REQUIREMENT ▸ Retype only the lines at the head of the records, first through the one with "CdSO4 37 %, SO4-2", exactly as written.

SUPPLIED RECORDS ▸
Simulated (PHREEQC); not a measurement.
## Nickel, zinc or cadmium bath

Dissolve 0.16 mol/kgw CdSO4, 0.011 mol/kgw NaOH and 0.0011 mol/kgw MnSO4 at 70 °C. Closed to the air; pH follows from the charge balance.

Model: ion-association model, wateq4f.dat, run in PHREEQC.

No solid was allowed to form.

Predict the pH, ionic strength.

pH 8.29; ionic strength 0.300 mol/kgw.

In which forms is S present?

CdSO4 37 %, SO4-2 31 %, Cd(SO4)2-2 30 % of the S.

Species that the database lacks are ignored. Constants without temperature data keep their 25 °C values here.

REPLY ▸
Simulated (PHREEQC); not a measurement.
## Nickel, zinc or cadmium bath

Dissolve 0.16 mol/kgw CdSO4, 0.011 mol/kgw NaOH and 0.0011 mol/kgw MnSO4 at 70 °C. Closed to the air; pH follows from the charge balance.

Model: ion-association model, wateq4f.dat, run in PHREEQC.

No solid was allowed to form.

Predict the pH, ionic strength.

pH 8.29; ionic strength 0.300 mol/kgw.

In which forms is S present?

CdSO4 37 %, SO4-2 31 %, Cd(SO4)2-2 30 % of the S.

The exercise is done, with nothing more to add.